#### [REQUIREMENT]
Word for word, set down every line of the entries below from the line with "y = 1/(n² − 1) |" to the line with "Solution. At x", including both, and no other line.

#### [STORED DATA]
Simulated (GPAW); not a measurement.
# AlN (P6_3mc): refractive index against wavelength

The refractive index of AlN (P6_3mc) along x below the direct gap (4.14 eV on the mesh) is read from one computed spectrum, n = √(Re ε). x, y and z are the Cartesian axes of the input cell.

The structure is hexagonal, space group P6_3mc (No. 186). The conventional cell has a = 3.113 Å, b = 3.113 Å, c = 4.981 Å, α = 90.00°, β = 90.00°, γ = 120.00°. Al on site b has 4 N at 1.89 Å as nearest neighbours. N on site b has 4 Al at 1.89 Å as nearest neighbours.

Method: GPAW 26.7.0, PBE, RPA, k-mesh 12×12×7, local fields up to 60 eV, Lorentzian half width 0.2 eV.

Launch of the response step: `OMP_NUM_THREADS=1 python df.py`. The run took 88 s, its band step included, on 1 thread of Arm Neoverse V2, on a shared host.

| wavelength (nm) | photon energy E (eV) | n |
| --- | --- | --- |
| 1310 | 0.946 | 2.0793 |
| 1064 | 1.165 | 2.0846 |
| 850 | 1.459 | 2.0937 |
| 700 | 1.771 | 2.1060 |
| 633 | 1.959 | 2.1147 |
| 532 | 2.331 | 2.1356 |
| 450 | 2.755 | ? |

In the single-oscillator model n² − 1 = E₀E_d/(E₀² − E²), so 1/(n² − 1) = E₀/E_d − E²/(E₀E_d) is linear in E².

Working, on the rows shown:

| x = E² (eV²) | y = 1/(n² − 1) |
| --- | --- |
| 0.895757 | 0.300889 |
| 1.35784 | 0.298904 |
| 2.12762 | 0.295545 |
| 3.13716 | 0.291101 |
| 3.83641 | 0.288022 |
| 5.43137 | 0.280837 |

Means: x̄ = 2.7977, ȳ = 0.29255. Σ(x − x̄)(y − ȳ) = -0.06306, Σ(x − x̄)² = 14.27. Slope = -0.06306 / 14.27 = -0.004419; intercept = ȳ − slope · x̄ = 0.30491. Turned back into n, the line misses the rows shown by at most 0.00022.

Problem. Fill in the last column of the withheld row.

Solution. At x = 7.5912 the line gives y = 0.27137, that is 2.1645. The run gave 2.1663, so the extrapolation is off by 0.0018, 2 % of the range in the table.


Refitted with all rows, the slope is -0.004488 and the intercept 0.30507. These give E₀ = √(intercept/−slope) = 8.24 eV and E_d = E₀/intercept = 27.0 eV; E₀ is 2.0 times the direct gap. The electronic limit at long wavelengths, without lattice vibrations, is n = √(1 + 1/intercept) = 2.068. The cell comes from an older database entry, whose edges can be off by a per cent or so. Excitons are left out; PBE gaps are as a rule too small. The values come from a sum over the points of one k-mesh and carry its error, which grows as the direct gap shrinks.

#### [RESPONSE]
| x = E² (eV²) | y = 1/(n² − 1) |
| --- | --- |
| 0.895757 | 0.300889 |
| 1.35784 | 0.298904 |
| 2.12762 | 0.295545 |
| 3.13716 | 0.291101 |
| 3.83641 | 0.288022 |
| 5.43137 | 0.280837 |

Means: x̄ = 2.7977, ȳ = 0.29255. Σ(x − x̄)(y − ȳ) = -0.06306, Σ(x − x̄)² = 14.27. Slope = -0.06306 / 14.27 = -0.004419; intercept = ȳ − slope · x̄ = 0.30491. Turned back into n, the line misses the rows shown by at most 0.00022.

Problem. Fill in the last column of the withheld row.

Solution. At x = 7.5912 the line gives y = 0.27137, that is 2.1645. The run gave 2.1663, so the extrapolation is off by 0.0018, 2 % of the range in the table.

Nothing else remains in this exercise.